* [Work task]: Set down, please, exactly the lines below that run from the line with "Doubt: the cutoff" to the line with "k mesh: 1 x 1 x 1, Gamma-centred", both lines included.

'''

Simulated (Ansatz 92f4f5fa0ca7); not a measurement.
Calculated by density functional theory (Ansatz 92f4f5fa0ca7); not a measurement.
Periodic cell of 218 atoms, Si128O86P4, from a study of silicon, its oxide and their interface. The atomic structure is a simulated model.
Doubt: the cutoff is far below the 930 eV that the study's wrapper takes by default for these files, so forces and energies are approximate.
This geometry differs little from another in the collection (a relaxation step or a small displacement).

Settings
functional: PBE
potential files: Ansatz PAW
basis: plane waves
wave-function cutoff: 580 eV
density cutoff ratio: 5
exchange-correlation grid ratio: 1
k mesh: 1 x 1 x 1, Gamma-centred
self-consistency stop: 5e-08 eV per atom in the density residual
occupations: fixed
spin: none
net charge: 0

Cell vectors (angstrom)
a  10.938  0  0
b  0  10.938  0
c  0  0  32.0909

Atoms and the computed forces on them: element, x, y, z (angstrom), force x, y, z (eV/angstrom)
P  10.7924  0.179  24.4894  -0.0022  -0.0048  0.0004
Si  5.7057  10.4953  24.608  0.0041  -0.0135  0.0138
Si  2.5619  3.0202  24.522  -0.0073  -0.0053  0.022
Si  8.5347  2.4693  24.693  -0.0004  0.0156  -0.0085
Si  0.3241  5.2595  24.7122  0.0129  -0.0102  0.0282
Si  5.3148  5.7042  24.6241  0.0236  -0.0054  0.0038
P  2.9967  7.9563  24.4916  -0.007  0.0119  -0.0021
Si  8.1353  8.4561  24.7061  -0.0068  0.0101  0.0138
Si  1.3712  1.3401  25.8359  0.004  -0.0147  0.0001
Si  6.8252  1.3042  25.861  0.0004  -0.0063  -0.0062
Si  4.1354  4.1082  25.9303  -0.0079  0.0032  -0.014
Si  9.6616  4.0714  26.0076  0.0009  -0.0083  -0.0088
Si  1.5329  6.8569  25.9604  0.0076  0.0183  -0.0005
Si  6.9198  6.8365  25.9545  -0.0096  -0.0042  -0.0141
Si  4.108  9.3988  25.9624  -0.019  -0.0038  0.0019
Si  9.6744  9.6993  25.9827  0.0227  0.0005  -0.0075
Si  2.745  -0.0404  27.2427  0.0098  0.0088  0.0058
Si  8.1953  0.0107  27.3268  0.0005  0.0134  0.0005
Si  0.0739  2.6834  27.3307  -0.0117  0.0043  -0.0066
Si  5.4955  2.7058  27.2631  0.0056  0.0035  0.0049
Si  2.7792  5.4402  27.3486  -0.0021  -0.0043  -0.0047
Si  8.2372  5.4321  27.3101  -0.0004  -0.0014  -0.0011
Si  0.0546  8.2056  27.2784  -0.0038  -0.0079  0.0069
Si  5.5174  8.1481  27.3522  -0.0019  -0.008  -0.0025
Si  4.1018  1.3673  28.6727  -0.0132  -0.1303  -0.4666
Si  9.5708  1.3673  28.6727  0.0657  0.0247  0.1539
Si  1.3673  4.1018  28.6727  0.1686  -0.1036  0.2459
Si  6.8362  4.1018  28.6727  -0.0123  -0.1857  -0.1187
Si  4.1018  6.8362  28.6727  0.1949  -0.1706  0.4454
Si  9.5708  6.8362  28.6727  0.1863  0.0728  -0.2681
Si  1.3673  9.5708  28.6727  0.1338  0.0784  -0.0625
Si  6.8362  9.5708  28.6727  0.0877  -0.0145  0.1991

'''

* [Response area]:
Doubt: the cutoff is far below the 930 eV that the study's wrapper takes by default for these files, so forces and energies are approximate.
This geometry differs little from another in the collection (a relaxation step or a small displacement).

Settings
functional: PBE
potential files: Ansatz PAW
basis: plane waves
wave-function cutoff: 580 eV
density cutoff ratio: 5
exchange-correlation grid ratio: 1
k mesh: 1 x 1 x 1, Gamma-centred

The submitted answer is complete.